▸ **Brief**:
Below are records; quote them exactly from the first line through the line that contains "Question: Estimate the".

***** Study material *****

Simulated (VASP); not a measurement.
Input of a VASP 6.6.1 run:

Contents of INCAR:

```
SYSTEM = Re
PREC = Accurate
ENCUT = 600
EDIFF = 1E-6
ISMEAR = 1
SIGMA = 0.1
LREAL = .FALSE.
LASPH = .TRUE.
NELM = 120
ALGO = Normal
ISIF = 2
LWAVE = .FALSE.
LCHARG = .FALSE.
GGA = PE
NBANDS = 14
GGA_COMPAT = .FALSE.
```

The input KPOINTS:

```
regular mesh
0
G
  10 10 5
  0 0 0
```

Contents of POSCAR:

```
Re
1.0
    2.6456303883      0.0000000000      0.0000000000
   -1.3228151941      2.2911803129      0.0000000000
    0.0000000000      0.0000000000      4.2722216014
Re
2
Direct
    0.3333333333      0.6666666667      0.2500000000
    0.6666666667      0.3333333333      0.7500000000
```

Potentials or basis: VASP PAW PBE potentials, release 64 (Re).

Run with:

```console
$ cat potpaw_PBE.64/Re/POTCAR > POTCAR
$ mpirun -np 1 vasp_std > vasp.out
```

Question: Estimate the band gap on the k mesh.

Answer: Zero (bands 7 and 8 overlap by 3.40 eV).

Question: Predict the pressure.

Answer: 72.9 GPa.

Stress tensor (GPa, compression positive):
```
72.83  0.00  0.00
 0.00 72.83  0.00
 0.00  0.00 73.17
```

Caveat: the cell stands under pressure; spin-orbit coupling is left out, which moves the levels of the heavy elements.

*****

▸ **Reply**:
Simulated (VASP); not a measurement.
Input of a VASP 6.6.1 run:

Contents of INCAR:

```
SYSTEM = Re
PREC = Accurate
ENCUT = 600
EDIFF = 1E-6
ISMEAR = 1
SIGMA = 0.1
LREAL = .FALSE.
LASPH = .TRUE.
NELM = 120
ALGO = Normal
ISIF = 2
LWAVE = .FALSE.
LCHARG = .FALSE.
GGA = PE
NBANDS = 14
GGA_COMPAT = .FALSE.
```

The input KPOINTS:

```
regular mesh
0
G
  10 10 5
  0 0 0
```

Contents of POSCAR:

```
Re
1.0
    2.6456303883      0.0000000000      0.0000000000
   -1.3228151941      2.2911803129      0.0000000000
    0.0000000000      0.0000000000      4.2722216014
Re
2
Direct
    0.3333333333      0.6666666667      0.2500000000
    0.6666666667      0.3333333333      0.7500000000
```

Potentials or basis: VASP PAW PBE potentials, release 64 (Re).

Run with:

```console
$ cat potpaw_PBE.64/Re/POTCAR > POTCAR
$ mpirun -np 1 vasp_std > vasp.out
```

Question: Estimate the band gap on the k mesh.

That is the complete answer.